◆ **INFORMATION SHOWN**:
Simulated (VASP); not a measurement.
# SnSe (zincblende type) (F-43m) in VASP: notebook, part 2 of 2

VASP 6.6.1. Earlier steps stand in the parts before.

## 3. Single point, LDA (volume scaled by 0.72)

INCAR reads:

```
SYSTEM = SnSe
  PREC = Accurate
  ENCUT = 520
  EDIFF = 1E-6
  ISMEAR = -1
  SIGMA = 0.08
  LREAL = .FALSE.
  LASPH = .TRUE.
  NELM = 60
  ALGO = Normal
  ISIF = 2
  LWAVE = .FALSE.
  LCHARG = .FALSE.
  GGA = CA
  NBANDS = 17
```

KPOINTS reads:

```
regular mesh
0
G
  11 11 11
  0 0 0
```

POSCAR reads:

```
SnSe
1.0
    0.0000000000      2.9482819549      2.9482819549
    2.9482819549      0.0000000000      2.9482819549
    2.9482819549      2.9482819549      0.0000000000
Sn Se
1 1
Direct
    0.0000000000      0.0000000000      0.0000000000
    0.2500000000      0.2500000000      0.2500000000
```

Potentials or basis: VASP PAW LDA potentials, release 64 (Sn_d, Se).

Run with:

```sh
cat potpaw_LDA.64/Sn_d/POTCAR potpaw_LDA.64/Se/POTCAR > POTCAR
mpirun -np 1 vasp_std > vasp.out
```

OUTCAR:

◆ **WORK ITEM**:
Write out the whole listing again. Match it word for word.

◆ **RESPONSE AREA**:
Simulated (VASP); not a measurement.
# SnSe (zincblende type) (F-43m) in VASP: notebook, part 2 of 2

VASP 6.6.1. Earlier steps stand in the parts before.

## 3. Single point, LDA (volume scaled by 0.72)

INCAR reads:

```
SYSTEM = SnSe
  PREC = Accurate
  ENCUT = 520
  EDIFF = 1E-6
  ISMEAR = -1
  SIGMA = 0.08
  LREAL = .FALSE.
  LASPH = .TRUE.
  NELM = 60
  ALGO = Normal
  ISIF = 2
  LWAVE = .FALSE.
  LCHARG = .FALSE.
  GGA = CA
  NBANDS = 17
```

KPOINTS reads:

```
regular mesh
0
G
  11 11 11
  0 0 0
```

POSCAR reads:

```
SnSe
1.0
    0.0000000000      2.9482819549      2.9482819549
    2.9482819549      0.0000000000      2.9482819549
    2.9482819549      2.9482819549      0.0000000000
Sn Se
1 1
Direct
    0.0000000000      0.0000000000      0.0000000000
    0.2500000000      0.2500000000      0.2500000000
```

Potentials or basis: VASP PAW LDA potentials, release 64 (Sn_d, Se).

Run with:

```sh
cat potpaw_LDA.64/Sn_d/POTCAR potpaw_LDA.64/Se/POTCAR > POTCAR
mpirun -np 1 vasp_std > vasp.out
```

OUTCAR:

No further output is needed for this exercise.